**DATA UNDER STUDY:**
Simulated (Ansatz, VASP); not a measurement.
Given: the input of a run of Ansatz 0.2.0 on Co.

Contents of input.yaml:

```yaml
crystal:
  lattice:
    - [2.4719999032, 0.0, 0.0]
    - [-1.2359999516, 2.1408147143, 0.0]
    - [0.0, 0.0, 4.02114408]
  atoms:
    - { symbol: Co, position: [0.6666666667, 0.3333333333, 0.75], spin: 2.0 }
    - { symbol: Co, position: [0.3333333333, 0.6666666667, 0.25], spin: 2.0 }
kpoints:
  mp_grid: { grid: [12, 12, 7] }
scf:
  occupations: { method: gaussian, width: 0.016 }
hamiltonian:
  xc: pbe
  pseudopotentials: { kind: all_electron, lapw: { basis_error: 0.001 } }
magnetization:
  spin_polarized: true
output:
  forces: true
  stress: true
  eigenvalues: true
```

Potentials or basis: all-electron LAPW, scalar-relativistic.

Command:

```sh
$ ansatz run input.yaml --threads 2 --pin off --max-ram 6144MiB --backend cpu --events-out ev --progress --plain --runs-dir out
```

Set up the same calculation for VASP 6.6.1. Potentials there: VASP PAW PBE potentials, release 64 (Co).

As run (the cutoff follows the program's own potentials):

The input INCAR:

**ACTION ITEM:**
Write out every entry again, keeping each line exactly the same.

**ANSWER SECTION:**
Simulated (Ansatz, VASP); not a measurement.
Given: the input of a run of Ansatz 0.2.0 on Co.

Contents of input.yaml:

```yaml
crystal:
  lattice:
    - [2.4719999032, 0.0, 0.0]
    - [-1.2359999516, 2.1408147143, 0.0]
    - [0.0, 0.0, 4.02114408]
  atoms:
    - { symbol: Co, position: [0.6666666667, 0.3333333333, 0.75], spin: 2.0 }
    - { symbol: Co, position: [0.3333333333, 0.6666666667, 0.25], spin: 2.0 }
kpoints:
  mp_grid: { grid: [12, 12, 7] }
scf:
  occupations: { method: gaussian, width: 0.016 }
hamiltonian:
  xc: pbe
  pseudopotentials: { kind: all_electron, lapw: { basis_error: 0.001 } }
magnetization:
  spin_polarized: true
output:
  forces: true
  stress: true
  eigenvalues: true
```

Potentials or basis: all-electron LAPW, scalar-relativistic.

Command:

```sh
$ ansatz run input.yaml --threads 2 --pin off --max-ram 6144MiB --backend cpu --events-out ev --progress --plain --runs-dir out
```

Set up the same calculation for VASP 6.6.1. Potentials there: VASP PAW PBE potentials, release 64 (Co).

As run (the cutoff follows the program's own potentials):

The input INCAR:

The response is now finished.